### ASSIGNED TASK
Return the lines exactly as they stand, from the first of the material through the line containing "0.74 | 1.4 |".

### DATA UNDER STUDY
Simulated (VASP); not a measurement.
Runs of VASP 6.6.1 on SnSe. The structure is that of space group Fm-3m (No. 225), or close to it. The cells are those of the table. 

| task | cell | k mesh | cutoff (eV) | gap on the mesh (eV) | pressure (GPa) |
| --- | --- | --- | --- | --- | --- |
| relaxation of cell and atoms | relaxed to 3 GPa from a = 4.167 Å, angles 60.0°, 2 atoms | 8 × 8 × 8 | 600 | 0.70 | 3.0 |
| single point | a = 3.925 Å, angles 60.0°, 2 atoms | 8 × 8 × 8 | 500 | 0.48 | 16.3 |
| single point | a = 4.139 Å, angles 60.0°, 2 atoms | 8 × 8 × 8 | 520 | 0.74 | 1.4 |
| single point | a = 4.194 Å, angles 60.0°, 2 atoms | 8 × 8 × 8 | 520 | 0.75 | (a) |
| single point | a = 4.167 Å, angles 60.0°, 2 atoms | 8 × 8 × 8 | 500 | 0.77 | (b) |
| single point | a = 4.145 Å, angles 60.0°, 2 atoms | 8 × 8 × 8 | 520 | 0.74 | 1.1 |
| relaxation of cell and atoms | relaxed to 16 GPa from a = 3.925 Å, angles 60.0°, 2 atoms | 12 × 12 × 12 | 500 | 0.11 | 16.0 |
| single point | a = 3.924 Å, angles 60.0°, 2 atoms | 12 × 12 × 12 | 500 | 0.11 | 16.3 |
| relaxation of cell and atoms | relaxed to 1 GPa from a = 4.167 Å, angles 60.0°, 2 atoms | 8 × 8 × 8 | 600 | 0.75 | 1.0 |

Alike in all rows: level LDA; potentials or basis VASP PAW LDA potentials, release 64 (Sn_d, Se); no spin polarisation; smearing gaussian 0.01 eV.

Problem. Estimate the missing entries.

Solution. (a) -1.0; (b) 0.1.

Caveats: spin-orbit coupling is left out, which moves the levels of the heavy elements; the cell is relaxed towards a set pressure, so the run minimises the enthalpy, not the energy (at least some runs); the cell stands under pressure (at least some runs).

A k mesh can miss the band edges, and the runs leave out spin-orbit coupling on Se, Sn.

### WRITTEN SOLUTION
Simulated (VASP); not a measurement.
Runs of VASP 6.6.1 on SnSe. The structure is that of space group Fm-3m (No. 225), or close to it. The cells are those of the table. 

| task | cell | k mesh | cutoff (eV) | gap on the mesh (eV) | pressure (GPa) |
| --- | --- | --- | --- | --- | --- |
| relaxation of cell and atoms | relaxed to 3 GPa from a = 4.167 Å, angles 60.0°, 2 atoms | 8 × 8 × 8 | 600 | 0.70 | 3.0 |
| single point | a = 3.925 Å, angles 60.0°, 2 atoms | 8 × 8 × 8 | 500 | 0.48 | 16.3 |
| single point | a = 4.139 Å, angles 60.0°, 2 atoms | 8 × 8 × 8 | 520 | 0.74 | 1.4 |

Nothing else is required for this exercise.